#### Requirement:
Quote the data below in full, please, without altering anything.

******

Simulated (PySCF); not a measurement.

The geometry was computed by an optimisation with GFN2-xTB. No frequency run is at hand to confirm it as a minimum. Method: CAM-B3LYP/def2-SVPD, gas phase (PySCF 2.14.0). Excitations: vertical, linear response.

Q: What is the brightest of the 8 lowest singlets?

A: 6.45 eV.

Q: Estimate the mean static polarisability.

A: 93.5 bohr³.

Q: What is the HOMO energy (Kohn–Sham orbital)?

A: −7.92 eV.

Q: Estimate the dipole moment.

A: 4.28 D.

******

#### Worked solution:
Simulated (PySCF); not a measurement.

The geometry was computed by an optimisation with GFN2-xTB. No frequency run is at hand to confirm it as a minimum. Method: CAM-B3LYP/def2-SVPD, gas phase (PySCF 2.14.0). Excitations: vertical, linear response.

Q: What is the brightest of the 8 lowest singlets?

A: 6.45 eV.

Q: Estimate the mean static polarisability.

A: 93.5 bohr³.

Q: What is the HOMO energy (Kohn–Sham orbital)?

A: −7.92 eV.

Q: Estimate the dipole moment.

A: 4.28 D.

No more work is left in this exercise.